* * * * *
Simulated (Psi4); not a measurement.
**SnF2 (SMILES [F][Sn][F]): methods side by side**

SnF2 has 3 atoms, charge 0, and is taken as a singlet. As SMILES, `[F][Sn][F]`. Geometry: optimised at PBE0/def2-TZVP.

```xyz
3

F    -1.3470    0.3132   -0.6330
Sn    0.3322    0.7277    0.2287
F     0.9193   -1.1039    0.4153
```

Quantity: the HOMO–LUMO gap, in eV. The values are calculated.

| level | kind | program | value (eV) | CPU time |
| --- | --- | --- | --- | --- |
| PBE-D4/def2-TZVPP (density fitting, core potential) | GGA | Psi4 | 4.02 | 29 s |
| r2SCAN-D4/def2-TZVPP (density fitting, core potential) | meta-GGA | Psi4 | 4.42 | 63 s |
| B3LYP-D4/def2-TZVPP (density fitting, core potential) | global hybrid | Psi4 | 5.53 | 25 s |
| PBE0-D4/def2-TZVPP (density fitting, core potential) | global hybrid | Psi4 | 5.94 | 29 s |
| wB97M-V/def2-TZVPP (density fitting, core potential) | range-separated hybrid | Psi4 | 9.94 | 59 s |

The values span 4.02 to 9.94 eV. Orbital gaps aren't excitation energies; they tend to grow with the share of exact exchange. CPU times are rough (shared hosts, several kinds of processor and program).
* * * * *

[Task item]:
All of the data, start to finish: please output it exactly.

[Task solution]:
Simulated (Psi4); not a measurement.
**SnF2 (SMILES [F][Sn][F]): methods side by side**

SnF2 has 3 atoms, charge 0, and is taken as a singlet. As SMILES, `[F][Sn][F]`. Geometry: optimised at PBE0/def2-TZVP.

```xyz
3

F    -1.3470    0.3132   -0.6330
Sn    0.3322    0.7277    0.2287
F     0.9193   -1.1039    0.4153
```

Quantity: the HOMO–LUMO gap, in eV. The values are calculated.

| level | kind | program | value (eV) | CPU time |
| --- | --- | --- | --- | --- |
| PBE-D4/def2-TZVPP (density fitting, core potential) | GGA | Psi4 | 4.02 | 29 s |
| r2SCAN-D4/def2-TZVPP (density fitting, core potential) | meta-GGA | Psi4 | 4.42 | 63 s |
| B3LYP-D4/def2-TZVPP (density fitting, core potential) | global hybrid | Psi4 | 5.53 | 25 s |
| PBE0-D4/def2-TZVPP (density fitting, core potential) | global hybrid | Psi4 | 5.94 | 29 s |
| wB97M-V/def2-TZVPP (density fitting, core potential) | range-separated hybrid | Psi4 | 9.94 | 59 s |

The values span 4.02 to 9.94 eV. Orbital gaps aren't excitation energies; they tend to grow with the share of exact exchange. CPU times are rough (shared hosts, several kinds of processor and program).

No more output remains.